• **Requirement**: No record may be left out; print them all verbatim.

• **Data**:
- - -

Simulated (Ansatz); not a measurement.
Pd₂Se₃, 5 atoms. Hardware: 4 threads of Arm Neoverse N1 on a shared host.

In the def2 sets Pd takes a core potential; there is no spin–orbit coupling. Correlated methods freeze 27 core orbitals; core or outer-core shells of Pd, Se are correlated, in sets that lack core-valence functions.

- - -

• **Exercise answer**:
Simulated (Ansatz); not a measurement.
Pd₂Se₃, 5 atoms. Hardware: 4 threads of Arm Neoverse N1 on a shared host.

In the def2 sets Pd takes a core potential; there is no spin–orbit coupling. Correlated methods freeze 27 core orbitals; core or outer-core shells of Pd, Se are correlated, in sets that lack core-valence functions.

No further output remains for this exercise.